☆ ☆ ☆
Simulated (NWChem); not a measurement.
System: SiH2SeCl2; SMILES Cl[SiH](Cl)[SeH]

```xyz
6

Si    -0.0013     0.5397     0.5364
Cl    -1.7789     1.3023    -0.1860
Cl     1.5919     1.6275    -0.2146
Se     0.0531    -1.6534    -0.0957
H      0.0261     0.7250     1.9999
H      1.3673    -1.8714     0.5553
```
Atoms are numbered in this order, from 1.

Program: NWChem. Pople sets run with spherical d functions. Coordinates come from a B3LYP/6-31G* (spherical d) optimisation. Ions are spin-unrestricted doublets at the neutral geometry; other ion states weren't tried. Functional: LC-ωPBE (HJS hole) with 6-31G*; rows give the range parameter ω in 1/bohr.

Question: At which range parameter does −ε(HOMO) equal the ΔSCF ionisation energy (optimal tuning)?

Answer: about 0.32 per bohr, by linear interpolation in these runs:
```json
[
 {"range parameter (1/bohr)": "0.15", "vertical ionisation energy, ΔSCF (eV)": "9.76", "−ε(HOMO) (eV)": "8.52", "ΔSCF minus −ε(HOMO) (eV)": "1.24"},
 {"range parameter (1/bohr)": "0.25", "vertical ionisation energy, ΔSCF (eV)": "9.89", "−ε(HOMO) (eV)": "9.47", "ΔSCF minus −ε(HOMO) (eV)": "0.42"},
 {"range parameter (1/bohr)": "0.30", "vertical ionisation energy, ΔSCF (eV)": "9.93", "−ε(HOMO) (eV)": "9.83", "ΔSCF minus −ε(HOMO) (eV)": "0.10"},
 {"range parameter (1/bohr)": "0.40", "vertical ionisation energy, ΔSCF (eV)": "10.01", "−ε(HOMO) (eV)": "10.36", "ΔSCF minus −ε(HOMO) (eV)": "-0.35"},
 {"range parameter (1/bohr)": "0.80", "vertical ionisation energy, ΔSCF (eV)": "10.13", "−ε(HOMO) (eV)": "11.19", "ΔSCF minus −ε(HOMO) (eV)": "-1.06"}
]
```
☆ ☆ ☆

* WORK TASK: Return nothing but the lines from the start of the listing above through the line containing "Atoms are numbered in this order, from 1.", exactly as given.

* TASK SOLUTION:
Simulated (NWChem); not a measurement.
System: SiH2SeCl2; SMILES Cl[SiH](Cl)[SeH]

```xyz
6

Si    -0.0013     0.5397     0.5364
Cl    -1.7789     1.3023    -0.1860
Cl     1.5919     1.6275    -0.2146
Se     0.0531    -1.6534    -0.0957
H      0.0261     0.7250     1.9999
H      1.3673    -1.8714     0.5553
```
Atoms are numbered in this order, from 1.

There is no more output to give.